- [Record extracts]
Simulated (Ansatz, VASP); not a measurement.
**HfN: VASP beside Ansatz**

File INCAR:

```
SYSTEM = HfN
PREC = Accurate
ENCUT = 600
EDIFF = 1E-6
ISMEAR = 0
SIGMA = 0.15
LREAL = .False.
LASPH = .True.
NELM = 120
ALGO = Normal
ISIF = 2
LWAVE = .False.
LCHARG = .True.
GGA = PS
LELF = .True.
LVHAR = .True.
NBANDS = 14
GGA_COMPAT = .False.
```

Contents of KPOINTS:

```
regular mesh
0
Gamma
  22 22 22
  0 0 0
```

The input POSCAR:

- [Requirement]
Word for word, copy out the records.

- [Exercise response]
Simulated (Ansatz, VASP); not a measurement.
**HfN: VASP beside Ansatz**

File INCAR:

```
SYSTEM = HfN
PREC = Accurate
ENCUT = 600
EDIFF = 1E-6
ISMEAR = 0
SIGMA = 0.15
LREAL = .False.
LASPH = .True.
NELM = 120
ALGO = Normal
ISIF = 2
LWAVE = .False.
LCHARG = .True.
GGA = PS
LELF = .True.
LVHAR = .True.
NBANDS = 14
GGA_COMPAT = .False.
```

Contents of KPOINTS:

```
regular mesh
0
Gamma
  22 22 22
  0 0 0
```

The input POSCAR:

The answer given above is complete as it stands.